*** Begin section ***

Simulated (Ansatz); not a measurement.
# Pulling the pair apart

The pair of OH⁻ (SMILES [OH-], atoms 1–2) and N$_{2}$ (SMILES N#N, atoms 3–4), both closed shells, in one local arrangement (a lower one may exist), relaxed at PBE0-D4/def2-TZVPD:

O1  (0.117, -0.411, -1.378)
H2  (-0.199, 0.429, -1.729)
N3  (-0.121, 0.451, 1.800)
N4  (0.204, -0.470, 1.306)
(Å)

*** End section ***

Assigned task:
Repeat the listing exactly, from its first line to its last.

Exercise result:
Simulated (Ansatz); not a measurement.
# Pulling the pair apart

The pair of OH⁻ (SMILES [OH-], atoms 1–2) and N$_{2}$ (SMILES N#N, atoms 3–4), both closed shells, in one local arrangement (a lower one may exist), relaxed at PBE0-D4/def2-TZVPD:

O1  (0.117, -0.411, -1.378)
H2  (-0.199, 0.429, -1.729)
N3  (-0.121, 0.451, 1.800)
N4  (0.204, -0.470, 1.306)
(Å)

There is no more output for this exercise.